▶ [Work task]: Beginning with the first line of the entries below, quote each line until you reach and include the line with "gap 6.19 eV).".

▶ [Extracted material]:
-.-.-

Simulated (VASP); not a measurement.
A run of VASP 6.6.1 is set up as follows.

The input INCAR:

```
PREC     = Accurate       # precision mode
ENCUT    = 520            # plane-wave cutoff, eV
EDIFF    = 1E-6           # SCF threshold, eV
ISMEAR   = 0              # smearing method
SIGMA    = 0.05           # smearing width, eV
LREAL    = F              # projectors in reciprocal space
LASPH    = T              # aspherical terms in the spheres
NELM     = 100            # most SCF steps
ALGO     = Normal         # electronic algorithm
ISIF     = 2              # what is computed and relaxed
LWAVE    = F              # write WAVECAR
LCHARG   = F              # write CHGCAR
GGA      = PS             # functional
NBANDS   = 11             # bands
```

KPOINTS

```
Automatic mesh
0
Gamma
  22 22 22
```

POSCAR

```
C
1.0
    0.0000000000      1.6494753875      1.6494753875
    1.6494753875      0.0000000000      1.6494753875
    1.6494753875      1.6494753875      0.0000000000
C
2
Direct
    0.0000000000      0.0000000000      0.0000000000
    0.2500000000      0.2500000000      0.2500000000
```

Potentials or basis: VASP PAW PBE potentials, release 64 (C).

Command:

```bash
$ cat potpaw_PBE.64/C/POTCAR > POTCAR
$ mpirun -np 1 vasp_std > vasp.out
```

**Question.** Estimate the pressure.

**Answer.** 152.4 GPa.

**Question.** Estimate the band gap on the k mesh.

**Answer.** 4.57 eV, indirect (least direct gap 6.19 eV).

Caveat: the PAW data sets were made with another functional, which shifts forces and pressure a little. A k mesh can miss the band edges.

-.-.-

▶ [Result]:
Simulated (VASP); not a measurement.
A run of VASP 6.6.1 is set up as follows.

The input INCAR:

```
PREC     = Accurate       # precision mode
ENCUT    = 520            # plane-wave cutoff, eV
EDIFF    = 1E-6           # SCF threshold, eV
ISMEAR   = 0              # smearing method
SIGMA    = 0.05           # smearing width, eV
LREAL    = F              # projectors in reciprocal space
LASPH    = T              # aspherical terms in the spheres
NELM     = 100            # most SCF steps
ALGO     = Normal         # electronic algorithm
ISIF     = 2              # what is computed and relaxed
LWAVE    = F              # write WAVECAR
LCHARG   = F              # write CHGCAR
GGA      = PS             # functional
NBANDS   = 11             # bands
```

KPOINTS

```
Automatic mesh
0
Gamma
  22 22 22
```

POSCAR

```
C
1.0
    0.0000000000      1.6494753875      1.6494753875
    1.6494753875      0.0000000000      1.6494753875
    1.6494753875      1.6494753875      0.0000000000
C
2
Direct
    0.0000000000      0.0000000000      0.0000000000
    0.2500000000      0.2500000000      0.2500000000
```

Potentials or basis: VASP PAW PBE potentials, release 64 (C).

Command:

```bash
$ cat potpaw_PBE.64/C/POTCAR > POTCAR
$ mpirun -np 1 vasp_std > vasp.out
```

**Question.** Estimate the pressure.

**Answer.** 152.4 GPa.

**Question.** Estimate the band gap on the k mesh.

**Answer.** 4.57 eV, indirect (least direct gap 6.19 eV).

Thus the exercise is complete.